### RECORDS SHOWN
* * * * * * * * *
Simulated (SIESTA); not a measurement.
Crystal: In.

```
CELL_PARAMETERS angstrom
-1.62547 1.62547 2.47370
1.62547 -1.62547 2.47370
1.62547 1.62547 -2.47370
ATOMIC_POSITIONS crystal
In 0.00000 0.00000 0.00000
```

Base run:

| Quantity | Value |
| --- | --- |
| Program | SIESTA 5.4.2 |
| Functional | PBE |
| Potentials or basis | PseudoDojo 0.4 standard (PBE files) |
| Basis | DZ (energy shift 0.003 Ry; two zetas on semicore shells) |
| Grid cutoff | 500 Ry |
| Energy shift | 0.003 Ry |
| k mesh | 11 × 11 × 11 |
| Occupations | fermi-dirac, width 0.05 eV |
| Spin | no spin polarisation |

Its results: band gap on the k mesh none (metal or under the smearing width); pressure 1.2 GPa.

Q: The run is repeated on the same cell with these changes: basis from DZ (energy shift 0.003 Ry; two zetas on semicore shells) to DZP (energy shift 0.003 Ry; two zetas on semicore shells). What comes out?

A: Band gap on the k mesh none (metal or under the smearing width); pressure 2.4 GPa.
* * * * * * * * *

### TASK ITEM
Print out each record above exactly, with nothing omitted.

### REPLY
Simulated (SIESTA); not a measurement.
Crystal: In.

```
CELL_PARAMETERS angstrom
-1.62547 1.62547 2.47370
1.62547 -1.62547 2.47370
1.62547 1.62547 -2.47370
ATOMIC_POSITIONS crystal
In 0.00000 0.00000 0.00000
```

Base run:

| Quantity | Value |
| --- | --- |
| Program | SIESTA 5.4.2 |
| Functional | PBE |
| Potentials or basis | PseudoDojo 0.4 standard (PBE files) |
| Basis | DZ (energy shift 0.003 Ry; two zetas on semicore shells) |
| Grid cutoff | 500 Ry |
| Energy shift | 0.003 Ry |
| k mesh | 11 × 11 × 11 |
| Occupations | fermi-dirac, width 0.05 eV |
| Spin | no spin polarisation |

Its results: band gap on the k mesh none (metal or under the smearing width); pressure 1.2 GPa.

Q: The run is repeated on the same cell with these changes: basis from DZ (energy shift 0.003 Ry; two zetas on semicore shells) to DZP (energy shift 0.003 Ry; two zetas on semicore shells). What comes out?

A: Band gap on the k mesh none (metal or under the smearing width); pressure 2.4 GPa.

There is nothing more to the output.